Provided material:
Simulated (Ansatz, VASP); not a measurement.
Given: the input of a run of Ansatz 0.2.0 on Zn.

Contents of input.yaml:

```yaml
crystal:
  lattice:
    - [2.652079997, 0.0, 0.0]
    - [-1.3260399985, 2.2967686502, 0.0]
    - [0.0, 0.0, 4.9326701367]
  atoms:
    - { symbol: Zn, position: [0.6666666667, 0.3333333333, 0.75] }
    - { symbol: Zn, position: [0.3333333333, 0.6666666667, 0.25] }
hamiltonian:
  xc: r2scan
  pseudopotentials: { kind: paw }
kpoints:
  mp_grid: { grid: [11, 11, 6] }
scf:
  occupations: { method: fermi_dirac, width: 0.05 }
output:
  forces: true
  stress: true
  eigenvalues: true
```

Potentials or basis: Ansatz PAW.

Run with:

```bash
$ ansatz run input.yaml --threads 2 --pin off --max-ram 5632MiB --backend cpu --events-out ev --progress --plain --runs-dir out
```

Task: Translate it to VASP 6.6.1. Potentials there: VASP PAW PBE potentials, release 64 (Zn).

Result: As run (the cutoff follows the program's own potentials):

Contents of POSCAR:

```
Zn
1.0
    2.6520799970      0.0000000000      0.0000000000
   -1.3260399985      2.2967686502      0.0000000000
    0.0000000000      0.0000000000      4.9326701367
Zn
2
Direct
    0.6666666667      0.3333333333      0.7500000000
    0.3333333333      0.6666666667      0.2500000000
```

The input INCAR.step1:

Requirement:
Retype the listing exactly.

Result:
Simulated (Ansatz, VASP); not a measurement.
Given: the input of a run of Ansatz 0.2.0 on Zn.

Contents of input.yaml:

```yaml
crystal:
  lattice:
    - [2.652079997, 0.0, 0.0]
    - [-1.3260399985, 2.2967686502, 0.0]
    - [0.0, 0.0, 4.9326701367]
  atoms:
    - { symbol: Zn, position: [0.6666666667, 0.3333333333, 0.75] }
    - { symbol: Zn, position: [0.3333333333, 0.6666666667, 0.25] }
hamiltonian:
  xc: r2scan
  pseudopotentials: { kind: paw }
kpoints:
  mp_grid: { grid: [11, 11, 6] }
scf:
  occupations: { method: fermi_dirac, width: 0.05 }
output:
  forces: true
  stress: true
  eigenvalues: true
```

Potentials or basis: Ansatz PAW.

Run with:

```bash
$ ansatz run input.yaml --threads 2 --pin off --max-ram 5632MiB --backend cpu --events-out ev --progress --plain --runs-dir out
```

Task: Translate it to VASP 6.6.1. Potentials there: VASP PAW PBE potentials, release 64 (Zn).

Result: As run (the cutoff follows the program's own potentials):

Contents of POSCAR:

```
Zn
1.0
    2.6520799970      0.0000000000      0.0000000000
   -1.3260399985      2.2967686502      0.0000000000
    0.0000000000      0.0000000000      4.9326701367
Zn
2
Direct
    0.6666666667      0.3333333333      0.7500000000
    0.3333333333      0.6666666667      0.2500000000
```

The input INCAR.step1:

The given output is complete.